WORK TASK ->
Your task is to transcribe the entries below exactly, from their first line down to the line containing "## (3) Bands of the relaxed cell", and to stop there.

DATASET ->
* * * * * * * * *

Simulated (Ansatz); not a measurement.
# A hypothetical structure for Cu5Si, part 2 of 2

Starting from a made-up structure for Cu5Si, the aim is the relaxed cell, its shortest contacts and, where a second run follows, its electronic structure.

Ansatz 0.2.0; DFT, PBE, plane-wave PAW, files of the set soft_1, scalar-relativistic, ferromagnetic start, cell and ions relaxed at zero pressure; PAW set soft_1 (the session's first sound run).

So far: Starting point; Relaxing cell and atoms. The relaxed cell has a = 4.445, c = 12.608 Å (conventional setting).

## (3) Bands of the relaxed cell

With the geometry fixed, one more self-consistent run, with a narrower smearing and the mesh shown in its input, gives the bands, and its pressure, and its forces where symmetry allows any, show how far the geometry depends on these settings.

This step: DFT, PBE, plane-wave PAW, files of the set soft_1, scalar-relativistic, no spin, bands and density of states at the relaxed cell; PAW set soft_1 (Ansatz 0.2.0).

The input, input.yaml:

* * * * * * * * *

RESPONSE BOX ->
Simulated (Ansatz); not a measurement.
# A hypothetical structure for Cu5Si, part 2 of 2

Starting from a made-up structure for Cu5Si, the aim is the relaxed cell, its shortest contacts and, where a second run follows, its electronic structure.

Ansatz 0.2.0; DFT, PBE, plane-wave PAW, files of the set soft_1, scalar-relativistic, ferromagnetic start, cell and ions relaxed at zero pressure; PAW set soft_1 (the session's first sound run).

So far: Starting point; Relaxing cell and atoms. The relaxed cell has a = 4.445, c = 12.608 Å (conventional setting).

## (3) Bands of the relaxed cell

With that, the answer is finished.